DATA SUPPLIED:
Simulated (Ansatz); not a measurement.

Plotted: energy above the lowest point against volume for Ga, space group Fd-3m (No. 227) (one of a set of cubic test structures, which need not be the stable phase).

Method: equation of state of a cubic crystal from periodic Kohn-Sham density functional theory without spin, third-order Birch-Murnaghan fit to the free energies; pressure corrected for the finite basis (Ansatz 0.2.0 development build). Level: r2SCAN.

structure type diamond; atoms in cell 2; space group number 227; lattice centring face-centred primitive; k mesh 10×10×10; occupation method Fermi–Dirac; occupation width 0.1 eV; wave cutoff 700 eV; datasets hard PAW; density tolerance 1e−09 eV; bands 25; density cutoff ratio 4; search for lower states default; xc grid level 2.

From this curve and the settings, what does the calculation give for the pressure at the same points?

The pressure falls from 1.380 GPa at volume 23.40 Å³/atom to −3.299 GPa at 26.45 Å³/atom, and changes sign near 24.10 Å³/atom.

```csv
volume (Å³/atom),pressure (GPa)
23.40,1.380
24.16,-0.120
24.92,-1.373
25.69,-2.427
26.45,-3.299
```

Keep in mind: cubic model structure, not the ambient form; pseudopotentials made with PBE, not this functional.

WORK REQUEST:
Beginning with the top line of the data above, output every line exactly until the one that contains "The pressure falls", and include that one too.

WRITTEN ANSWER:
Simulated (Ansatz); not a measurement.

Plotted: energy above the lowest point against volume for Ga, space group Fd-3m (No. 227) (one of a set of cubic test structures, which need not be the stable phase).

Method: equation of state of a cubic crystal from periodic Kohn-Sham density functional theory without spin, third-order Birch-Murnaghan fit to the free energies; pressure corrected for the finite basis (Ansatz 0.2.0 development build). Level: r2SCAN.

structure type diamond; atoms in cell 2; space group number 227; lattice centring face-centred primitive; k mesh 10×10×10; occupation method Fermi–Dirac; occupation width 0.1 eV; wave cutoff 700 eV; datasets hard PAW; density tolerance 1e−09 eV; bands 25; density cutoff ratio 4; search for lower states default; xc grid level 2.

From this curve and the settings, what does the calculation give for the pressure at the same points?

The pressure falls from 1.380 GPa at volume 23.40 Å³/atom to −3.299 GPa at 26.45 Å³/atom, and changes sign near 24.10 Å³/atom.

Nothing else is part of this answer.